* [Excerpted records]
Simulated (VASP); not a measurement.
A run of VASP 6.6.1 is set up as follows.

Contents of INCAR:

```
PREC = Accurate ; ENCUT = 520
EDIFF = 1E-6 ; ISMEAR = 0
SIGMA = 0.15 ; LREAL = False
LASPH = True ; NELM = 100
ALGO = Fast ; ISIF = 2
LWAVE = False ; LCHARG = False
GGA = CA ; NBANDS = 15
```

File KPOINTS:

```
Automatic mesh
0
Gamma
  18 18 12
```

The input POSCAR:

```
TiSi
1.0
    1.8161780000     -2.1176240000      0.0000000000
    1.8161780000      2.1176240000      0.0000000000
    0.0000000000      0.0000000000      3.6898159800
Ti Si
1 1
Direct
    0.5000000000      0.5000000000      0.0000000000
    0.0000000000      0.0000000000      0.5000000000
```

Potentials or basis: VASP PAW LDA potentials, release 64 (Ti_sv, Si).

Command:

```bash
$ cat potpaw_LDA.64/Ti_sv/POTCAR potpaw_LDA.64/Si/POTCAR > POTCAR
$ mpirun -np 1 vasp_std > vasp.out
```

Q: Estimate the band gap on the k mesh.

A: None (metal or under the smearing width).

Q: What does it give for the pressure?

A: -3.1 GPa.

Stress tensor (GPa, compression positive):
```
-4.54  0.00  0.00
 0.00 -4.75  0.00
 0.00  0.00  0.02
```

* [Brief] Your output should be the listing's lines, exact and complete, from its first line to the line that contains "A: -3.1 GPa.", inclusive.

* [Exercise response]
Simulated (VASP); not a measurement.
A run of VASP 6.6.1 is set up as follows.

Contents of INCAR:

```
PREC = Accurate ; ENCUT = 520
EDIFF = 1E-6 ; ISMEAR = 0
SIGMA = 0.15 ; LREAL = False
LASPH = True ; NELM = 100
ALGO = Fast ; ISIF = 2
LWAVE = False ; LCHARG = False
GGA = CA ; NBANDS = 15
```

File KPOINTS:

```
Automatic mesh
0
Gamma
  18 18 12
```

The input POSCAR:

```
TiSi
1.0
    1.8161780000     -2.1176240000      0.0000000000
    1.8161780000      2.1176240000      0.0000000000
    0.0000000000      0.0000000000      3.6898159800
Ti Si
1 1
Direct
    0.5000000000      0.5000000000      0.0000000000
    0.0000000000      0.0000000000      0.5000000000
```

Potentials or basis: VASP PAW LDA potentials, release 64 (Ti_sv, Si).

Command:

```bash
$ cat potpaw_LDA.64/Ti_sv/POTCAR potpaw_LDA.64/Si/POTCAR > POTCAR
$ mpirun -np 1 vasp_std > vasp.out
```

Q: Estimate the band gap on the k mesh.

A: None (metal or under the smearing width).

Q: What does it give for the pressure?

A: -3.1 GPa.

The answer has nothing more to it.